⟨

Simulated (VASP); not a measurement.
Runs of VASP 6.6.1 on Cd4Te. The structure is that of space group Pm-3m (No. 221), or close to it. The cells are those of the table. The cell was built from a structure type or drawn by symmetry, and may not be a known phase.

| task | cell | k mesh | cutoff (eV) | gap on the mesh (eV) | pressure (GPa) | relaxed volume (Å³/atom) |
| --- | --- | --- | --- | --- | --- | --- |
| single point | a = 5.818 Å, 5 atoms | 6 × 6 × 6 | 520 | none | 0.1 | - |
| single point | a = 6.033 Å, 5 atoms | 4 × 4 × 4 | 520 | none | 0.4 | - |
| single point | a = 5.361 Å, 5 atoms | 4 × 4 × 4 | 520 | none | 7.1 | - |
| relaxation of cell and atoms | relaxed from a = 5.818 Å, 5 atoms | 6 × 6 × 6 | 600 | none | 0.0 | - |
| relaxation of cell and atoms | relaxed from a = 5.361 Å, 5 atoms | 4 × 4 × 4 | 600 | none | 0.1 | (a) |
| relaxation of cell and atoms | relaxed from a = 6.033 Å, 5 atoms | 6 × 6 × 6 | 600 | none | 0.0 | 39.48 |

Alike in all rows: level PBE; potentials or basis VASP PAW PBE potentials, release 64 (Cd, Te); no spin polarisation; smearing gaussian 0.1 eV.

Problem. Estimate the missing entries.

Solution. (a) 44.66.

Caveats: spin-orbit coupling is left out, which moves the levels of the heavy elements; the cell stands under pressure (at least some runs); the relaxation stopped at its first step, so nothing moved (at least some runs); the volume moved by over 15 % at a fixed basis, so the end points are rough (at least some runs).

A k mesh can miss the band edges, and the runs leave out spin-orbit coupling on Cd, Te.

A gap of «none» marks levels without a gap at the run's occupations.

⟩

● WORK ITEM
Output the material above exactly, but only from the line that carries "none | 0.1 | (a) |" through the line that carries "A k mesh can".

● EXERCISE SOLUTION
| relaxation of cell and atoms | relaxed from a = 5.361 Å, 5 atoms | 4 × 4 × 4 | 600 | none | 0.1 | (a) |
| relaxation of cell and atoms | relaxed from a = 6.033 Å, 5 atoms | 6 × 6 × 6 | 600 | none | 0.0 | 39.48 |

Alike in all rows: level PBE; potentials or basis VASP PAW PBE potentials, release 64 (Cd, Te); no spin polarisation; smearing gaussian 0.1 eV.

Problem. Estimate the missing entries.

Solution. (a) 44.66.

Caveats: spin-orbit coupling is left out, which moves the levels of the heavy elements; the cell stands under pressure (at least some runs); the relaxation stopped at its first step, so nothing moved (at least some runs); the volume moved by over 15 % at a fixed basis, so the end points are rough (at least some runs).

A k mesh can miss the band edges, and the runs leave out spin-orbit coupling on Cd, Te.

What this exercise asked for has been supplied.